Work order:
Word for word, restate all of the records.

Source material:
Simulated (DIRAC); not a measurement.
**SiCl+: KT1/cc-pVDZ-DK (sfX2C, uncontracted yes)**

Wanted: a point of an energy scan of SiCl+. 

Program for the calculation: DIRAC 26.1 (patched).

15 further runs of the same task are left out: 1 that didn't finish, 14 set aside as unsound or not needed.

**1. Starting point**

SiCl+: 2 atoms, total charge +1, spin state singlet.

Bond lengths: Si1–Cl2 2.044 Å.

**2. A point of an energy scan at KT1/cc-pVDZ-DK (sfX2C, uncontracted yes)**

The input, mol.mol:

Task output:
Simulated (DIRAC); not a measurement.
**SiCl+: KT1/cc-pVDZ-DK (sfX2C, uncontracted yes)**

Wanted: a point of an energy scan of SiCl+. 

Program for the calculation: DIRAC 26.1 (patched).

15 further runs of the same task are left out: 1 that didn't finish, 14 set aside as unsound or not needed.

**1. Starting point**

SiCl+: 2 atoms, total charge +1, spin state singlet.

Bond lengths: Si1–Cl2 2.044 Å.

**2. A point of an energy scan at KT1/cc-pVDZ-DK (sfX2C, uncontracted yes)**

The input, mol.mol:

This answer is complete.